SUPPLIED ENTRIES:
▼▼▼

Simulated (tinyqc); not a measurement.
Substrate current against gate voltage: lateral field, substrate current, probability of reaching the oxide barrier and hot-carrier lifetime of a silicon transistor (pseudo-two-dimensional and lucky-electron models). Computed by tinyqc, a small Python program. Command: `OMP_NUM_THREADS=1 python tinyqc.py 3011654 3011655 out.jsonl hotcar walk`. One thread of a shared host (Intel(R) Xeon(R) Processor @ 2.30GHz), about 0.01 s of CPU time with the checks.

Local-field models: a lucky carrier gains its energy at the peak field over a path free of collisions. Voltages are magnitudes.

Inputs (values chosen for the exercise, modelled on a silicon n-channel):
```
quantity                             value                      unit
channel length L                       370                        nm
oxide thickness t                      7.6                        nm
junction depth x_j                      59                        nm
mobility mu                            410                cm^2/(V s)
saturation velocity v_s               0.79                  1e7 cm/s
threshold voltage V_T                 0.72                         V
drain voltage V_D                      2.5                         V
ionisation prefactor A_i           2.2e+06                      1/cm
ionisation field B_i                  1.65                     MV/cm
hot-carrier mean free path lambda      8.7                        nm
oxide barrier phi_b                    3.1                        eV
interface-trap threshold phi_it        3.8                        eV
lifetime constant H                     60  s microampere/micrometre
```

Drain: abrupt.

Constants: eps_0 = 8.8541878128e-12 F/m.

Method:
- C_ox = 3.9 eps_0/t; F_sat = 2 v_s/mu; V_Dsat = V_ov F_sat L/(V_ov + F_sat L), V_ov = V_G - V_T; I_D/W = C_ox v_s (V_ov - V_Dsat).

▲▲▲

REQUIRED ACTION:
When you answer, retype all of the material exactly as it appears above.

RESPONSE BOX:
Simulated (tinyqc); not a measurement.
Substrate current against gate voltage: lateral field, substrate current, probability of reaching the oxide barrier and hot-carrier lifetime of a silicon transistor (pseudo-two-dimensional and lucky-electron models). Computed by tinyqc, a small Python program. Command: `OMP_NUM_THREADS=1 python tinyqc.py 3011654 3011655 out.jsonl hotcar walk`. One thread of a shared host (Intel(R) Xeon(R) Processor @ 2.30GHz), about 0.01 s of CPU time with the checks.

Local-field models: a lucky carrier gains its energy at the peak field over a path free of collisions. Voltages are magnitudes.

Inputs (values chosen for the exercise, modelled on a silicon n-channel):
```
quantity                             value                      unit
channel length L                       370                        nm
oxide thickness t                      7.6                        nm
junction depth x_j                      59                        nm
mobility mu                            410                cm^2/(V s)
saturation velocity v_s               0.79                  1e7 cm/s
threshold voltage V_T                 0.72                         V
drain voltage V_D                      2.5                         V
ionisation prefactor A_i           2.2e+06                      1/cm
ionisation field B_i                  1.65                     MV/cm
hot-carrier mean free path lambda      8.7                        nm
oxide barrier phi_b                    3.1                        eV
interface-trap threshold phi_it        3.8                        eV
lifetime constant H                     60  s microampere/micrometre
```

Drain: abrupt.

Constants: eps_0 = 8.8541878128e-12 F/m.

Method:
- C_ox = 3.9 eps_0/t; F_sat = 2 v_s/mu; V_Dsat = V_ov F_sat L/(V_ov + F_sat L), V_ov = V_G - V_T; I_D/W = C_ox v_s (V_ov - V_Dsat).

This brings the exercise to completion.